→ **Activity**
Repeat exactly the lines from the start of the material below up to and including the "Result: It has" line.

→ **Supplied entries**
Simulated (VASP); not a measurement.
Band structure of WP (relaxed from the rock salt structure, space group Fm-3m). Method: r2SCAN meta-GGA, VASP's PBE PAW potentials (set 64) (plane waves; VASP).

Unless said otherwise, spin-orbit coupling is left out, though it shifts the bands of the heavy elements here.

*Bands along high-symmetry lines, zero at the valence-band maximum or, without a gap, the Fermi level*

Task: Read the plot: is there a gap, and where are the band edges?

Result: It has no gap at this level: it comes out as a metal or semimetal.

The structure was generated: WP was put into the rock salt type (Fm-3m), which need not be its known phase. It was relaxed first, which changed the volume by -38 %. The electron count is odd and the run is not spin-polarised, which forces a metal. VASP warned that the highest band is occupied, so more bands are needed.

→ **Exercise solution**
Simulated (VASP); not a measurement.
Band structure of WP (relaxed from the rock salt structure, space group Fm-3m). Method: r2SCAN meta-GGA, VASP's PBE PAW potentials (set 64) (plane waves; VASP).

Unless said otherwise, spin-orbit coupling is left out, though it shifts the bands of the heavy elements here.

*Bands along high-symmetry lines, zero at the valence-band maximum or, without a gap, the Fermi level*

Task: Read the plot: is there a gap, and where are the band edges?

Result: It has no gap at this level: it comes out as a metal or semimetal.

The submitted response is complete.